_REQUIRED ACTION_. Quote verbatim the span of lines that begins the listing below and closes with the line containing "atom (μB): 0.00.".

_DATASET RECORDS_.
╭──

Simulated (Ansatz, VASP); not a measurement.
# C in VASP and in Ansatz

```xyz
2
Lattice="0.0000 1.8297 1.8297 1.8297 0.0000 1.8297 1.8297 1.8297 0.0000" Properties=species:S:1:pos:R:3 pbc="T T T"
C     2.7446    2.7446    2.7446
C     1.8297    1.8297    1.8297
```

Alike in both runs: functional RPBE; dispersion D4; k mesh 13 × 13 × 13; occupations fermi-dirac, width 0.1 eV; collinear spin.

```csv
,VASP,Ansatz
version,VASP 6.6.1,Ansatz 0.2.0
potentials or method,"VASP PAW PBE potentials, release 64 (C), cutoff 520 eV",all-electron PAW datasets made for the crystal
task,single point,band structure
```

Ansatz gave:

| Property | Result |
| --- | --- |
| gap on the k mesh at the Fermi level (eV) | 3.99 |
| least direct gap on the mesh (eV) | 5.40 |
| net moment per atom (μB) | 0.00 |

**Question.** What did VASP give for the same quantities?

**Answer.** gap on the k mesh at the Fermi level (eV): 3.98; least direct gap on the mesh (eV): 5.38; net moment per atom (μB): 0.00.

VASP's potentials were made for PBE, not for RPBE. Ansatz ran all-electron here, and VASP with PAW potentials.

╰──

_WRITTEN REPLY_.
Simulated (Ansatz, VASP); not a measurement.
# C in VASP and in Ansatz

```xyz
2
Lattice="0.0000 1.8297 1.8297 1.8297 0.0000 1.8297 1.8297 1.8297 0.0000" Properties=species:S:1:pos:R:3 pbc="T T T"
C     2.7446    2.7446    2.7446
C     1.8297    1.8297    1.8297
```

Alike in both runs: functional RPBE; dispersion D4; k mesh 13 × 13 × 13; occupations fermi-dirac, width 0.1 eV; collinear spin.

```csv
,VASP,Ansatz
version,VASP 6.6.1,Ansatz 0.2.0
potentials or method,"VASP PAW PBE potentials, release 64 (C), cutoff 520 eV",all-electron PAW datasets made for the crystal
task,single point,band structure
```

Ansatz gave:

| Property | Result |
| --- | --- |
| gap on the k mesh at the Fermi level (eV) | 3.99 |
| least direct gap on the mesh (eV) | 5.40 |
| net moment per atom (μB) | 0.00 |

**Question.** What did VASP give for the same quantities?

**Answer.** gap on the k mesh at the Fermi level (eV): 3.98; least direct gap on the mesh (eV): 5.38; net moment per atom (μB): 0.00.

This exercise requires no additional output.